Copy out each record below, exactly as given.

Start of RECORD EXCERPTS

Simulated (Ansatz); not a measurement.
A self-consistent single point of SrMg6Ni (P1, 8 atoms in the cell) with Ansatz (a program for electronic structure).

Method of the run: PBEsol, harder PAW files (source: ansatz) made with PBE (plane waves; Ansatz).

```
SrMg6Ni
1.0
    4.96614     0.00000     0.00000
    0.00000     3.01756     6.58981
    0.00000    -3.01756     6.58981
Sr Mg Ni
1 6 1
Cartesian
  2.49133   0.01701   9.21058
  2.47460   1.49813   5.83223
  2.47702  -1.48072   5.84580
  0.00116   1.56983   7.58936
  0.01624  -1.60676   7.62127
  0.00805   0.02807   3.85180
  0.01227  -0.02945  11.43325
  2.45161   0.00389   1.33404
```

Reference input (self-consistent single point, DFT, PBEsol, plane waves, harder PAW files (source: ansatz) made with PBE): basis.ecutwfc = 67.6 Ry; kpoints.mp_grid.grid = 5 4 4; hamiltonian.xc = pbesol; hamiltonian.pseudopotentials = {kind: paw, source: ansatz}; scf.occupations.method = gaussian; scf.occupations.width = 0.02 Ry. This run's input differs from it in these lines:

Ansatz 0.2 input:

End of RECORD EXCERPTS

**TASK RESPONSE:**
Simulated (Ansatz); not a measurement.
A self-consistent single point of SrMg6Ni (P1, 8 atoms in the cell) with Ansatz (a program for electronic structure).

Method of the run: PBEsol, harder PAW files (source: ansatz) made with PBE (plane waves; Ansatz).

```
SrMg6Ni
1.0
    4.96614     0.00000     0.00000
    0.00000     3.01756     6.58981
    0.00000    -3.01756     6.58981
Sr Mg Ni
1 6 1
Cartesian
  2.49133   0.01701   9.21058
  2.47460   1.49813   5.83223
  2.47702  -1.48072   5.84580
  0.00116   1.56983   7.58936
  0.01624  -1.60676   7.62127
  0.00805   0.02807   3.85180
  0.01227  -0.02945  11.43325
  2.45161   0.00389   1.33404
```

Reference input (self-consistent single point, DFT, PBEsol, plane waves, harder PAW files (source: ansatz) made with PBE): basis.ecutwfc = 67.6 Ry; kpoints.mp_grid.grid = 5 4 4; hamiltonian.xc = pbesol; hamiltonian.pseudopotentials = {kind: paw, source: ansatz}; scf.occupations.method = gaussian; scf.occupations.width = 0.02 Ry. This run's input differs from it in these lines:

Ansatz 0.2 input:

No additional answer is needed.